╭─ MATERIAL SUPPLIED
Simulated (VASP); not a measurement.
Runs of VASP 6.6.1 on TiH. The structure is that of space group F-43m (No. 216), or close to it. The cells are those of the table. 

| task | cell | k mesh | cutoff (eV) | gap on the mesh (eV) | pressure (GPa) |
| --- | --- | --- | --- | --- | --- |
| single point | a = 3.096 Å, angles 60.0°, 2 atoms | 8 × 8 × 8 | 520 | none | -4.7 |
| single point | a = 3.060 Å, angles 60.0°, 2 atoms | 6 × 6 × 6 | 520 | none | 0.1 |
╰─

### REQUIREMENT
Reproduce the whole listing without changing anything.

### PROBLEM SOLUTION
Simulated (VASP); not a measurement.
Runs of VASP 6.6.1 on TiH. The structure is that of space group F-43m (No. 216), or close to it. The cells are those of the table. 

| task | cell | k mesh | cutoff (eV) | gap on the mesh (eV) | pressure (GPa) |
| --- | --- | --- | --- | --- | --- |
| single point | a = 3.096 Å, angles 60.0°, 2 atoms | 8 × 8 × 8 | 520 | none | -4.7 |
| single point | a = 3.060 Å, angles 60.0°, 2 atoms | 6 × 6 × 6 | 520 | none | 0.1 |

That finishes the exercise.